Data excerpts Start Marker

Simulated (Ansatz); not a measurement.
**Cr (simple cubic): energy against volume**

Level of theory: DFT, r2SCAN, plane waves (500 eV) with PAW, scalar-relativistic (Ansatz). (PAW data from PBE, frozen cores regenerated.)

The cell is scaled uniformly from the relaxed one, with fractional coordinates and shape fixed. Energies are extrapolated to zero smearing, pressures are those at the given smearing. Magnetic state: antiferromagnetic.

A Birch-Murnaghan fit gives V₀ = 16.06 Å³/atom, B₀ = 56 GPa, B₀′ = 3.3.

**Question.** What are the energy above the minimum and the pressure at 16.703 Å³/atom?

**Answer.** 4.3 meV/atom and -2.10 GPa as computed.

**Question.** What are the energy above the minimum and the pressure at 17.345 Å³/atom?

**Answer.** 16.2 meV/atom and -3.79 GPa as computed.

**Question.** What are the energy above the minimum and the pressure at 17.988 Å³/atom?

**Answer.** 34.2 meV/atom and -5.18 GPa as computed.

Data excerpts End Marker

* Task item *
Every record in the material above should be set down exactly.

* Your solution *
Simulated (Ansatz); not a measurement.
**Cr (simple cubic): energy against volume**

Level of theory: DFT, r2SCAN, plane waves (500 eV) with PAW, scalar-relativistic (Ansatz). (PAW data from PBE, frozen cores regenerated.)

The cell is scaled uniformly from the relaxed one, with fractional coordinates and shape fixed. Energies are extrapolated to zero smearing, pressures are those at the given smearing. Magnetic state: antiferromagnetic.

A Birch-Murnaghan fit gives V₀ = 16.06 Å³/atom, B₀ = 56 GPa, B₀′ = 3.3.

**Question.** What are the energy above the minimum and the pressure at 16.703 Å³/atom?

**Answer.** 4.3 meV/atom and -2.10 GPa as computed.

**Question.** What are the energy above the minimum and the pressure at 17.345 Å³/atom?

**Answer.** 16.2 meV/atom and -3.79 GPa as computed.

**Question.** What are the energy above the minimum and the pressure at 17.988 Å³/atom?

**Answer.** 34.2 meV/atom and -5.18 GPa as computed.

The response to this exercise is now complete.